Task item
Every line in the listing below from the one with "Bonds between heavy" through the one with "The geometry is" is to be reproduced exactly, both ends included; leave out the rest.

________
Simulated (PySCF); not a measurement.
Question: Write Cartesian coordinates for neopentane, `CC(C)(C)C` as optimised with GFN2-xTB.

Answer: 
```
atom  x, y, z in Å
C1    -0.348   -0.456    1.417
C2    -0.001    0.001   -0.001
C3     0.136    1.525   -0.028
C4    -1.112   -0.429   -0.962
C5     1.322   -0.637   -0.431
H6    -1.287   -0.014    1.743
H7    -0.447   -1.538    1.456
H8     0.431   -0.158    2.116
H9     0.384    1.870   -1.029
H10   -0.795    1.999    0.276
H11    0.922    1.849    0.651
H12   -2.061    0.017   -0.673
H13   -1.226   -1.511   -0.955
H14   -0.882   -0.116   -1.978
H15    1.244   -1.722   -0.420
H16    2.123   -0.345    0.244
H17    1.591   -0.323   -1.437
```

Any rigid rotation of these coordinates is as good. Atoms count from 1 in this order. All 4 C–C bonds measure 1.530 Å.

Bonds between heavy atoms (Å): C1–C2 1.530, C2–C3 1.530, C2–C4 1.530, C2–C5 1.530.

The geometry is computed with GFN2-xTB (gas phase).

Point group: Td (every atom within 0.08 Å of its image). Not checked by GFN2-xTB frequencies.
________

Written solution
Bonds between heavy atoms (Å): C1–C2 1.530, C2–C3 1.530, C2–C4 1.530, C2–C5 1.530.

The geometry is computed with GFN2-xTB (gas phase).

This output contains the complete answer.